== EXERCISE ==
Return the records below exactly as they are written.

== AVAILABLE DATA ==
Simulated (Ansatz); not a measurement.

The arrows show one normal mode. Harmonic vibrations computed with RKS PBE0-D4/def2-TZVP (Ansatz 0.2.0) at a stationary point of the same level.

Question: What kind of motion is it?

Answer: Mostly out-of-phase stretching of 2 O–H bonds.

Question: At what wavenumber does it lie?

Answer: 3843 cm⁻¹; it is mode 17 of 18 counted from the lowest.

== ANSWER SECTION ==
Simulated (Ansatz); not a measurement.

The arrows show one normal mode. Harmonic vibrations computed with RKS PBE0-D4/def2-TZVP (Ansatz 0.2.0) at a stationary point of the same level.

Question: What kind of motion is it?

Answer: Mostly out-of-phase stretching of 2 O–H bonds.

Question: At what wavenumber does it lie?

Answer: 3843 cm⁻¹; it is mode 17 of 18 counted from the lowest.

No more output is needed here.